- [Study material]
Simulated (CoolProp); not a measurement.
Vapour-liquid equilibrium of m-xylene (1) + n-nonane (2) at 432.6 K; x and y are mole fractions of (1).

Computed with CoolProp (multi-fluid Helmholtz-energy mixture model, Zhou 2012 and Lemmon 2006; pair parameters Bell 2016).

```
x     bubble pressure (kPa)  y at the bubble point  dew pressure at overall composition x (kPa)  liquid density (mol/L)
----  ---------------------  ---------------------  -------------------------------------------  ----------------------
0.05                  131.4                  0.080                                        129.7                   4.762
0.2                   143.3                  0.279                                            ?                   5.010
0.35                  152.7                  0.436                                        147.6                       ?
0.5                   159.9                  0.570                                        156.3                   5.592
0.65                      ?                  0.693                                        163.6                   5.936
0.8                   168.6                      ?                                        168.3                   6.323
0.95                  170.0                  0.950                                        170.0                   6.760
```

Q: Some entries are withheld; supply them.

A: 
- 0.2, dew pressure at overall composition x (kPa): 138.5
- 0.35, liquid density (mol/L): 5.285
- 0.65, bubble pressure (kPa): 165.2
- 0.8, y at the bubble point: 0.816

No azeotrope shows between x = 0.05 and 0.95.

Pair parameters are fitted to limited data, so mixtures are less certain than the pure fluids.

- [Work request] Each line shown above must be repeated exactly.

- [Your solution]
Simulated (CoolProp); not a measurement.
Vapour-liquid equilibrium of m-xylene (1) + n-nonane (2) at 432.6 K; x and y are mole fractions of (1).

Computed with CoolProp (multi-fluid Helmholtz-energy mixture model, Zhou 2012 and Lemmon 2006; pair parameters Bell 2016).

```
x     bubble pressure (kPa)  y at the bubble point  dew pressure at overall composition x (kPa)  liquid density (mol/L)
----  ---------------------  ---------------------  -------------------------------------------  ----------------------
0.05                  131.4                  0.080                                        129.7                   4.762
0.2                   143.3                  0.279                                            ?                   5.010
0.35                  152.7                  0.436                                        147.6                       ?
0.5                   159.9                  0.570                                        156.3                   5.592
0.65                      ?                  0.693                                        163.6                   5.936
0.8                   168.6                      ?                                        168.3                   6.323
0.95                  170.0                  0.950                                        170.0                   6.760
```

Q: Some entries are withheld; supply them.

A: 
- 0.2, dew pressure at overall composition x (kPa): 138.5
- 0.35, liquid density (mol/L): 5.285
- 0.65, bubble pressure (kPa): 165.2
- 0.8, y at the bubble point: 0.816

No azeotrope shows between x = 0.05 and 0.95.

Pair parameters are fitted to limited data, so mixtures are less certain than the pure fluids.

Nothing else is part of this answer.